Provided information
-.-.-
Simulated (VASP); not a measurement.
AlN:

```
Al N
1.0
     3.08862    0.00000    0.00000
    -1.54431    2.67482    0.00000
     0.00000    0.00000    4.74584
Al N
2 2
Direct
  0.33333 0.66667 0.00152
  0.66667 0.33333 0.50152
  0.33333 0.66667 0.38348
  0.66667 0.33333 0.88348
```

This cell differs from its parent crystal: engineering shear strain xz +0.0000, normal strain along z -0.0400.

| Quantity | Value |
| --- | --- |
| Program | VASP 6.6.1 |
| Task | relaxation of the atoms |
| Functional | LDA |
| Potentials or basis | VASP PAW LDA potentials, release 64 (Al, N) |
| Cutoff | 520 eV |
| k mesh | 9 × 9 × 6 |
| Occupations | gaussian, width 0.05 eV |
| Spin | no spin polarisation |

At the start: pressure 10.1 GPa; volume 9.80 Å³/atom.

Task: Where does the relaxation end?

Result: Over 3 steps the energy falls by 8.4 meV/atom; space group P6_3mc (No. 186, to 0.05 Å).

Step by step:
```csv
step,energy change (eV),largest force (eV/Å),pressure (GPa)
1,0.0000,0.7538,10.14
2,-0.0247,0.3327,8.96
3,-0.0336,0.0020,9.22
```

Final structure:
-.-.-

Assignment
Please repeat the listing exactly, with nothing left out.

Exercise output
Simulated (VASP); not a measurement.
AlN:

```
Al N
1.0
     3.08862    0.00000    0.00000
    -1.54431    2.67482    0.00000
     0.00000    0.00000    4.74584
Al N
2 2
Direct
  0.33333 0.66667 0.00152
  0.66667 0.33333 0.50152
  0.33333 0.66667 0.38348
  0.66667 0.33333 0.88348
```

This cell differs from its parent crystal: engineering shear strain xz +0.0000, normal strain along z -0.0400.

| Quantity | Value |
| --- | --- |
| Program | VASP 6.6.1 |
| Task | relaxation of the atoms |
| Functional | LDA |
| Potentials or basis | VASP PAW LDA potentials, release 64 (Al, N) |
| Cutoff | 520 eV |
| k mesh | 9 × 9 × 6 |
| Occupations | gaussian, width 0.05 eV |
| Spin | no spin polarisation |

At the start: pressure 10.1 GPa; volume 9.80 Å³/atom.

Task: Where does the relaxation end?

Result: Over 3 steps the energy falls by 8.4 meV/atom; space group P6_3mc (No. 186, to 0.05 Å).

Step by step:
```csv
step,energy change (eV),largest force (eV/Å),pressure (GPa)
1,0.0000,0.7538,10.14
2,-0.0247,0.3327,8.96
3,-0.0336,0.0020,9.22
```

Final structure:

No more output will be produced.